The records below need to be copied in full. Match them exactly.

▼▼▼

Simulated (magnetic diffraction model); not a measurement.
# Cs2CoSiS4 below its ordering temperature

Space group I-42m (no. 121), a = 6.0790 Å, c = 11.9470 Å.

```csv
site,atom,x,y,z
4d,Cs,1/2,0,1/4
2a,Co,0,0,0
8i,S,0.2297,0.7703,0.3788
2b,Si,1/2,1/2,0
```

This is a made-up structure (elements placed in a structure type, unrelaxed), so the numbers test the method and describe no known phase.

▲▲▲

## Exercise output
Simulated (magnetic diffraction model); not a measurement.
# Cs2CoSiS4 below its ordering temperature

Space group I-42m (no. 121), a = 6.0790 Å, c = 11.9470 Å.

```csv
site,atom,x,y,z
4d,Cs,1/2,0,1/4
2a,Co,0,0,0
8i,S,0.2297,0.7703,0.3788
2b,Si,1/2,1/2,0
```

This is a made-up structure (elements placed in a structure type, unrelaxed), so the numbers test the method and describe no known phase.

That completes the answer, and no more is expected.